---+---
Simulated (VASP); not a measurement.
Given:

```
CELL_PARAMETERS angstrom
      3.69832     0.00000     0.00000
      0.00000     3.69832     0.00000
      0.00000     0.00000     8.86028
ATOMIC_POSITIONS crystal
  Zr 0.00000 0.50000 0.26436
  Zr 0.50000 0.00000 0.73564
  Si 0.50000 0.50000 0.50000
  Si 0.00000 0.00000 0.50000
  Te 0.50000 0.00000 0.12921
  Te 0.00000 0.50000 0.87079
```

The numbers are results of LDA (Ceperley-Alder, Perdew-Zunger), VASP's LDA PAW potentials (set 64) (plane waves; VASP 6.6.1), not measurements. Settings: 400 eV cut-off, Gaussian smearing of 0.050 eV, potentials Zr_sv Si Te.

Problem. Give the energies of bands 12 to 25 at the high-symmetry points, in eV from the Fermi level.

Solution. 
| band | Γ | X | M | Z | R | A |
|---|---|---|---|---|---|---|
---+---

Take the listing from its first line to the line containing "The numbers are". Reproduce those lines exactly and nothing else.

Simulated (VASP); not a measurement.
Given:

```
CELL_PARAMETERS angstrom
      3.69832     0.00000     0.00000
      0.00000     3.69832     0.00000
      0.00000     0.00000     8.86028
ATOMIC_POSITIONS crystal
  Zr 0.00000 0.50000 0.26436
  Zr 0.50000 0.00000 0.73564
  Si 0.50000 0.50000 0.50000
  Si 0.00000 0.00000 0.50000
  Te 0.50000 0.00000 0.12921
  Te 0.00000 0.50000 0.87079
```

The numbers are results of LDA (Ceperley-Alder, Perdew-Zunger), VASP's LDA PAW potentials (set 64) (plane waves; VASP 6.6.1), not measurements. Settings: 400 eV cut-off, Gaussian smearing of 0.050 eV, potentials Zr_sv Si Te.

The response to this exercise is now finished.